_Requirement_
Take the lines from the beginning of the data below through the line holding "none | -7.6 | (a) |" and return exactly those.

_Data records_
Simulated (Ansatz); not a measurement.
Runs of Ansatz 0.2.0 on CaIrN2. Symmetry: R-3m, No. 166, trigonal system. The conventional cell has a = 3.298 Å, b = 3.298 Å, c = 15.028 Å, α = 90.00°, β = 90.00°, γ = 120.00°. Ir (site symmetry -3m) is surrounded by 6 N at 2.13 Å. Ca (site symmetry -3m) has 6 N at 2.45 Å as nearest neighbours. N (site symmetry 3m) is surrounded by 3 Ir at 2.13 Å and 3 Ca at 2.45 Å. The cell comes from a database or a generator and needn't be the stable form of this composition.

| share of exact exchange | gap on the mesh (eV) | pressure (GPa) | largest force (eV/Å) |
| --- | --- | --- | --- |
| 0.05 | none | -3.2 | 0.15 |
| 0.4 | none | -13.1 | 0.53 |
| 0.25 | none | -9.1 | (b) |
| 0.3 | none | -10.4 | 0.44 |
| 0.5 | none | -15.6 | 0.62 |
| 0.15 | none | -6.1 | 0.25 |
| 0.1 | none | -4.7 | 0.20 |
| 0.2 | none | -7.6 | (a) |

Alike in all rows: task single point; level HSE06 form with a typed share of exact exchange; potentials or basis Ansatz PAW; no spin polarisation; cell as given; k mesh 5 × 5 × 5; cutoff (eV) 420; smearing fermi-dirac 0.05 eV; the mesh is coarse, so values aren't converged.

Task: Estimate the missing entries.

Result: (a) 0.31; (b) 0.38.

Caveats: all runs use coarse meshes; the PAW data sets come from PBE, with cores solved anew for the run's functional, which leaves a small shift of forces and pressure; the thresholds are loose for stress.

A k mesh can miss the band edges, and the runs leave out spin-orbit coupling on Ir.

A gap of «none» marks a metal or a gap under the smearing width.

_Task output_
Simulated (Ansatz); not a measurement.
Runs of Ansatz 0.2.0 on CaIrN2. Symmetry: R-3m, No. 166, trigonal system. The conventional cell has a = 3.298 Å, b = 3.298 Å, c = 15.028 Å, α = 90.00°, β = 90.00°, γ = 120.00°. Ir (site symmetry -3m) is surrounded by 6 N at 2.13 Å. Ca (site symmetry -3m) has 6 N at 2.45 Å as nearest neighbours. N (site symmetry 3m) is surrounded by 3 Ir at 2.13 Å and 3 Ca at 2.45 Å. The cell comes from a database or a generator and needn't be the stable form of this composition.

| share of exact exchange | gap on the mesh (eV) | pressure (GPa) | largest force (eV/Å) |
| --- | --- | --- | --- |
| 0.05 | none | -3.2 | 0.15 |
| 0.4 | none | -13.1 | 0.53 |
| 0.25 | none | -9.1 | (b) |
| 0.3 | none | -10.4 | 0.44 |
| 0.5 | none | -15.6 | 0.62 |
| 0.15 | none | -6.1 | 0.25 |
| 0.1 | none | -4.7 | 0.20 |
| 0.2 | none | -7.6 | (a) |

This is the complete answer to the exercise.